» **Work request**
Copy out the first line of the listing and every line after it, exactly, until you have copied the line containing "Q: Which of".

+ + + + +

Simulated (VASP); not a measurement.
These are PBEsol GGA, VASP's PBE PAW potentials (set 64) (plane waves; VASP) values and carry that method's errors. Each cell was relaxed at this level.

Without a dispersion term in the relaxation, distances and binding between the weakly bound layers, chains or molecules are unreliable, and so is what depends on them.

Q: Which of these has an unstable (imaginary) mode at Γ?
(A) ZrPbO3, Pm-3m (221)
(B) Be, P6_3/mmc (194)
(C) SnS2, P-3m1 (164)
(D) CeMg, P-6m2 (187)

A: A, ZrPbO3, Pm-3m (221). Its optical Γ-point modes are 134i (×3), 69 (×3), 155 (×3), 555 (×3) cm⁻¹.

+ + + + +

» **Exercise output**
Simulated (VASP); not a measurement.
These are PBEsol GGA, VASP's PBE PAW potentials (set 64) (plane waves; VASP) values and carry that method's errors. Each cell was relaxed at this level.

Without a dispersion term in the relaxation, distances and binding between the weakly bound layers, chains or molecules are unreliable, and so is what depends on them.

Q: Which of these has an unstable (imaginary) mode at Γ?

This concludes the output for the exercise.